§ Action item
Restating every entry exactly is the whole task.

[Given data Boundary: Start]

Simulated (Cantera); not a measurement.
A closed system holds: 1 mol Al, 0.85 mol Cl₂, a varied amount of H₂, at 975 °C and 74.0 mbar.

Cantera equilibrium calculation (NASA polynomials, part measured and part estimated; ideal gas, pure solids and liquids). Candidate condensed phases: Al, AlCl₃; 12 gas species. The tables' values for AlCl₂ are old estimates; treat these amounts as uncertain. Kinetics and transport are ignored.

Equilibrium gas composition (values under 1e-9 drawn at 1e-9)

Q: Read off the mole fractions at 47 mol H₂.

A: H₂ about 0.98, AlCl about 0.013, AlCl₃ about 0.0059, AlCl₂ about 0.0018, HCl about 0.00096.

[Given data Boundary: End]

§ Problem solution
Simulated (Cantera); not a measurement.
A closed system holds: 1 mol Al, 0.85 mol Cl₂, a varied amount of H₂, at 975 °C and 74.0 mbar.

Cantera equilibrium calculation (NASA polynomials, part measured and part estimated; ideal gas, pure solids and liquids). Candidate condensed phases: Al, AlCl₃; 12 gas species. The tables' values for AlCl₂ are old estimates; treat these amounts as uncertain. Kinetics and transport are ignored.

Equilibrium gas composition (values under 1e-9 drawn at 1e-9)

Q: Read off the mole fractions at 47 mol H₂.

A: H₂ about 0.98, AlCl about 0.013, AlCl₃ about 0.0059, AlCl₂ about 0.0018, HCl about 0.00096.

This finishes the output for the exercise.